----------------

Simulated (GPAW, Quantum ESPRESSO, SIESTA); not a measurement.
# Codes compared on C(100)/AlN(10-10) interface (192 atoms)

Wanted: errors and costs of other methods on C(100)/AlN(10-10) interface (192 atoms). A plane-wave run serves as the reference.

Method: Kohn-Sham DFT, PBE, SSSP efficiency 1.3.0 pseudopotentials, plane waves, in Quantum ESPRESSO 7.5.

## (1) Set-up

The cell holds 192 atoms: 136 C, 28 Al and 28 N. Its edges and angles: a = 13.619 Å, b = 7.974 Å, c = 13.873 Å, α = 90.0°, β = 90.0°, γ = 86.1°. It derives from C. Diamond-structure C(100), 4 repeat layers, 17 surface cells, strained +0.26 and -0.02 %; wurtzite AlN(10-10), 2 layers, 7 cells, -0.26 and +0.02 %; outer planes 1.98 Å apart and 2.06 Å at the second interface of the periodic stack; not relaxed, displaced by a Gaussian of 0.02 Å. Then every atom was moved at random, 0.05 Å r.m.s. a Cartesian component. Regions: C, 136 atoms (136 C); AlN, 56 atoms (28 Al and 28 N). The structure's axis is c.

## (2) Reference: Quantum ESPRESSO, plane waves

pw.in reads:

----------------

**REQUIREMENT**
The full set of entries above needs to be restated word for word.

**TASK OUTPUT**
Simulated (GPAW, Quantum ESPRESSO, SIESTA); not a measurement.
# Codes compared on C(100)/AlN(10-10) interface (192 atoms)

Wanted: errors and costs of other methods on C(100)/AlN(10-10) interface (192 atoms). A plane-wave run serves as the reference.

Method: Kohn-Sham DFT, PBE, SSSP efficiency 1.3.0 pseudopotentials, plane waves, in Quantum ESPRESSO 7.5.

## (1) Set-up

The cell holds 192 atoms: 136 C, 28 Al and 28 N. Its edges and angles: a = 13.619 Å, b = 7.974 Å, c = 13.873 Å, α = 90.0°, β = 90.0°, γ = 86.1°. It derives from C. Diamond-structure C(100), 4 repeat layers, 17 surface cells, strained +0.26 and -0.02 %; wurtzite AlN(10-10), 2 layers, 7 cells, -0.26 and +0.02 %; outer planes 1.98 Å apart and 2.06 Å at the second interface of the periodic stack; not relaxed, displaced by a Gaussian of 0.02 Å. Then every atom was moved at random, 0.05 Å r.m.s. a Cartesian component. Regions: C, 136 atoms (136 C); AlN, 56 atoms (28 Al and 28 N). The structure's axis is c.

## (2) Reference: Quantum ESPRESSO, plane waves

pw.in reads:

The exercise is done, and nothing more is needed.